=-=-=

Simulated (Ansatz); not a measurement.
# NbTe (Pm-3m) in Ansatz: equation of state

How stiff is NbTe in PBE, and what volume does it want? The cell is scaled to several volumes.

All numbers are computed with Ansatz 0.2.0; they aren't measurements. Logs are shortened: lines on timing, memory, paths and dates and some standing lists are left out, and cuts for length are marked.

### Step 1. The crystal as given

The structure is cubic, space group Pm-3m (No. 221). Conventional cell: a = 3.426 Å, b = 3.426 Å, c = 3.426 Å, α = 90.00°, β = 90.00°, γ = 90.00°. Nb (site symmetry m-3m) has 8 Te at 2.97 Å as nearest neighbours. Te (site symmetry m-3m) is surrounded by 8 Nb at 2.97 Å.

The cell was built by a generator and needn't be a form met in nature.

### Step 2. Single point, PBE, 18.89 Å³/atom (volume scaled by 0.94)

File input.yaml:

=-=-=

TASK ITEM: Among the lines above, repeat exactly those from the line with "How stiff is" to the line with "### Step 2.", counting both ends.

EXPECTED ANSWER:
How stiff is NbTe in PBE, and what volume does it want? The cell is scaled to several volumes.

All numbers are computed with Ansatz 0.2.0; they aren't measurements. Logs are shortened: lines on timing, memory, paths and dates and some standing lists are left out, and cuts for length are marked.

### Step 1. The crystal as given

The structure is cubic, space group Pm-3m (No. 221). Conventional cell: a = 3.426 Å, b = 3.426 Å, c = 3.426 Å, α = 90.00°, β = 90.00°, γ = 90.00°. Nb (site symmetry m-3m) has 8 Te at 2.97 Å as nearest neighbours. Te (site symmetry m-3m) is surrounded by 8 Nb at 2.97 Å.

The cell was built by a generator and needn't be a form met in nature.

### Step 2. Single point, PBE, 18.89 Å³/atom (volume scaled by 0.94)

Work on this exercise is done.